_DATA FOR ANALYSIS:_
[Start of Attachment]
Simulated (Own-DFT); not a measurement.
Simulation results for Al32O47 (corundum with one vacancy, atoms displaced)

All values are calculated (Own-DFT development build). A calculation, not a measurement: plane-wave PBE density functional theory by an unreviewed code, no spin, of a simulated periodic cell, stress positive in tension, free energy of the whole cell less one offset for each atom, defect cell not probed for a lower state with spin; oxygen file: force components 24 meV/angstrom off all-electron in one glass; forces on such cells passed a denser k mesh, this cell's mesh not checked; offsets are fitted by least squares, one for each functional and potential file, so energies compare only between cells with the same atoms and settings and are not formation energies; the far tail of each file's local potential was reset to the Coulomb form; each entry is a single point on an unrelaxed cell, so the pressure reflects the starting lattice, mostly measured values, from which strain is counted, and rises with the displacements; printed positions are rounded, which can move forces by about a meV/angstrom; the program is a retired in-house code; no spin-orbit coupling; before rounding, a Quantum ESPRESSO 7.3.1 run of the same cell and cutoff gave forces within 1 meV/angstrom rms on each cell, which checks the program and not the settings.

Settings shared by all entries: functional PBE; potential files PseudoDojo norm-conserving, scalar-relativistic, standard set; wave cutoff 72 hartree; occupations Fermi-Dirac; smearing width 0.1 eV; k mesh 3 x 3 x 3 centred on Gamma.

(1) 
[End of Attachment]

_WORK ITEM:_
Copy only this part of the entries above: the line with "Simulation results for", the line with "All values are", and the lines between, all exactly as written.

_EXERCISE OUTPUT:_
Simulation results for Al32O47 (corundum with one vacancy, atoms displaced)

All values are calculated (Own-DFT development build). A calculation, not a measurement: plane-wave PBE density functional theory by an unreviewed code, no spin, of a simulated periodic cell, stress positive in tension, free energy of the whole cell less one offset for each atom, defect cell not probed for a lower state with spin; oxygen file: force components 24 meV/angstrom off all-electron in one glass; forces on such cells passed a denser k mesh, this cell's mesh not checked; offsets are fitted by least squares, one for each functional and potential file, so energies compare only between cells with the same atoms and settings and are not formation energies; the far tail of each file's local potential was reset to the Coulomb form; each entry is a single point on an unrelaxed cell, so the pressure reflects the starting lattice, mostly measured values, from which strain is counted, and rises with the displacements; printed positions are rounded, which can move forces by about a meV/angstrom; the program is a retired in-house code; no spin-orbit coupling; before rounding, a Quantum ESPRESSO 7.3.1 run of the same cell and cutoff gave forces within 1 meV/angstrom rms on each cell, which checks the program and not the settings.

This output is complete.